* **ASSIGNED TASK**:
When you write out the entries, keep every line exactly as it appears.

Content starts

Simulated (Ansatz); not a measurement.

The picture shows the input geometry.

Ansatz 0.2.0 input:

Content ends

* **RESPONSE BOX**:
Simulated (Ansatz); not a measurement.

The picture shows the input geometry.

Ansatz 0.2.0 input:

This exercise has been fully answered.